• WORK INSTRUCTION: Nothing but the lines below between the line holding "# The bulk modulus of Pd, sorted by core time" and the line holding "V2 | 171.0 | - |", inclusive, should appear in the answer, each set down exactly.

• MATERIAL SHOWN:
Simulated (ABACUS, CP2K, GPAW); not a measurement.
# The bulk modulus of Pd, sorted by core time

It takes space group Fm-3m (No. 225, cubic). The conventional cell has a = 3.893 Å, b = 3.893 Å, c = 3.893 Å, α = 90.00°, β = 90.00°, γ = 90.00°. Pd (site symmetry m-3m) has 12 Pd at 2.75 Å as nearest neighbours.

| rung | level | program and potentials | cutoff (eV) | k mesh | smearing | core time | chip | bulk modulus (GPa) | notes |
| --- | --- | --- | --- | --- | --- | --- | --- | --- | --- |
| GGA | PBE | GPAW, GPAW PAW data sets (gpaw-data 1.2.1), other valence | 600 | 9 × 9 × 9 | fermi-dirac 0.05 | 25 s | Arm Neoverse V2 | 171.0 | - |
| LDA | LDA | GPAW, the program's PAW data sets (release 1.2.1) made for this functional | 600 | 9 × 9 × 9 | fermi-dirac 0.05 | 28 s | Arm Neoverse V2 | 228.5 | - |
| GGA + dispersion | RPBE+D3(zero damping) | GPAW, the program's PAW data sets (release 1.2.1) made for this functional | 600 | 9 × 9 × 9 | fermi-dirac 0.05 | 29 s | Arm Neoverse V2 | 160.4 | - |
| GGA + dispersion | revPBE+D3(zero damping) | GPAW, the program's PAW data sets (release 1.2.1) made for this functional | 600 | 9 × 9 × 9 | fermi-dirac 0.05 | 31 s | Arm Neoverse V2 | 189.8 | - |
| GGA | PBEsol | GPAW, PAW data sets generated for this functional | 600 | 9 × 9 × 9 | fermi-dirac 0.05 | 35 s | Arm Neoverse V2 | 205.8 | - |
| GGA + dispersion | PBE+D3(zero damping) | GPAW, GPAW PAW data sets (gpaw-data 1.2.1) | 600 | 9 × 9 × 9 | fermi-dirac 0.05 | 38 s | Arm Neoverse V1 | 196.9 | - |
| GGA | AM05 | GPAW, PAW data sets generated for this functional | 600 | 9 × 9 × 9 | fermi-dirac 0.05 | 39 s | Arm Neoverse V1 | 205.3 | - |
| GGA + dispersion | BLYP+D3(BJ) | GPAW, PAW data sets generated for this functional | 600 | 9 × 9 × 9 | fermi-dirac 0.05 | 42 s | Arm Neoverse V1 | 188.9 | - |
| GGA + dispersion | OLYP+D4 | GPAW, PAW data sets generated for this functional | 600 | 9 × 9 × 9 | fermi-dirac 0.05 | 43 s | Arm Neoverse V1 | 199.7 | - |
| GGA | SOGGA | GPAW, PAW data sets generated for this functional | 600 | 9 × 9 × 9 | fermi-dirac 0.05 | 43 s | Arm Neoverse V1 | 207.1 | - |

• WRITTEN RESPONSE:
# The bulk modulus of Pd, sorted by core time

It takes space group Fm-3m (No. 225, cubic). The conventional cell has a = 3.893 Å, b = 3.893 Å, c = 3.893 Å, α = 90.00°, β = 90.00°, γ = 90.00°. Pd (site symmetry m-3m) has 12 Pd at 2.75 Å as nearest neighbours.

| rung | level | program and potentials | cutoff (eV) | k mesh | smearing | core time | chip | bulk modulus (GPa) | notes |
| --- | --- | --- | --- | --- | --- | --- | --- | --- | --- |
| GGA | PBE | GPAW, GPAW PAW data sets (gpaw-data 1.2.1), other valence | 600 | 9 × 9 × 9 | fermi-dirac 0.05 | 25 s | Arm Neoverse V2 | 171.0 | - |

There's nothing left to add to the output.